- _Work order_: The full listing below should be printed word for word.

───── Data for analysis ─────

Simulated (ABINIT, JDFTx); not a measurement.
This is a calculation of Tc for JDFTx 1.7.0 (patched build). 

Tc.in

─────

- _Response area_:
Simulated (ABINIT, JDFTx); not a measurement.
This is a calculation of Tc for JDFTx 1.7.0 (patched build). 

Tc.in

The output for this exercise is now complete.